[Work request] For every entry, output the exact wording.

═══ Data listing ═══

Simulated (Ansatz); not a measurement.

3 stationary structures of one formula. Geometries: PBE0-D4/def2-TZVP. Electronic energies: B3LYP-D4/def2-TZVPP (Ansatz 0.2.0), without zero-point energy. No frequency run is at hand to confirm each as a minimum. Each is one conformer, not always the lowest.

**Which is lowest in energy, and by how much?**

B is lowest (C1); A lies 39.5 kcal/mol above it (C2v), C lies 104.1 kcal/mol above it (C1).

═══

[Exercise response]
Simulated (Ansatz); not a measurement.

3 stationary structures of one formula. Geometries: PBE0-D4/def2-TZVP. Electronic energies: B3LYP-D4/def2-TZVPP (Ansatz 0.2.0), without zero-point energy. No frequency run is at hand to confirm each as a minimum. Each is one conformer, not always the lowest.

**Which is lowest in energy, and by how much?**

B is lowest (C1); A lies 39.5 kcal/mol above it (C2v), C lies 104.1 kcal/mol above it (C1).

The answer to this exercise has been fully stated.